Work item ->
Could you repeat every record exactly as it appears?

----------

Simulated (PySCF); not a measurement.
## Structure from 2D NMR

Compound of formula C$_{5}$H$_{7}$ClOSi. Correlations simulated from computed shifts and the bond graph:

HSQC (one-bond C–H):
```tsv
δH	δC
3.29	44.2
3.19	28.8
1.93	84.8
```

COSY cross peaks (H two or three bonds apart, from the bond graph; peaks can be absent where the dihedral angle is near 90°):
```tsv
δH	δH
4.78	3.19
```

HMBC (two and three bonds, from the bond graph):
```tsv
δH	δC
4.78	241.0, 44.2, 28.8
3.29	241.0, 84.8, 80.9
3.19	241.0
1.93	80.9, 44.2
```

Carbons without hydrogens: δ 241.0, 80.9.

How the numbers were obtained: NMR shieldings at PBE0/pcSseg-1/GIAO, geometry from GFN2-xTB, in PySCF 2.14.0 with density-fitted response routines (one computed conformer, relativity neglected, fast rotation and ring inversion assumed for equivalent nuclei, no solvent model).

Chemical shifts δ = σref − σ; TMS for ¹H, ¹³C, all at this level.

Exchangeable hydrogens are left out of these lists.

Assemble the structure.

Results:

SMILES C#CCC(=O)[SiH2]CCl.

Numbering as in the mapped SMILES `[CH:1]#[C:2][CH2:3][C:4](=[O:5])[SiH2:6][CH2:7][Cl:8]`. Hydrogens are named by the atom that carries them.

----------

Answer area ->
Simulated (PySCF); not a measurement.
## Structure from 2D NMR

Compound of formula C$_{5}$H$_{7}$ClOSi. Correlations simulated from computed shifts and the bond graph:

HSQC (one-bond C–H):
```tsv
δH	δC
3.29	44.2
3.19	28.8
1.93	84.8
```

COSY cross peaks (H two or three bonds apart, from the bond graph; peaks can be absent where the dihedral angle is near 90°):
```tsv
δH	δH
4.78	3.19
```

HMBC (two and three bonds, from the bond graph):
```tsv
δH	δC
4.78	241.0, 44.2, 28.8
3.29	241.0, 84.8, 80.9
3.19	241.0
1.93	80.9, 44.2
```

Carbons without hydrogens: δ 241.0, 80.9.

How the numbers were obtained: NMR shieldings at PBE0/pcSseg-1/GIAO, geometry from GFN2-xTB, in PySCF 2.14.0 with density-fitted response routines (one computed conformer, relativity neglected, fast rotation and ring inversion assumed for equivalent nuclei, no solvent model).

Chemical shifts δ = σref − σ; TMS for ¹H, ¹³C, all at this level.

Exchangeable hydrogens are left out of these lists.

Assemble the structure.

Results:

SMILES C#CCC(=O)[SiH2]CCl.

Numbering as in the mapped SMILES `[CH:1]#[C:2][CH2:3][C:4](=[O:5])[SiH2:6][CH2:7][Cl:8]`. Hydrogens are named by the atom that carries them.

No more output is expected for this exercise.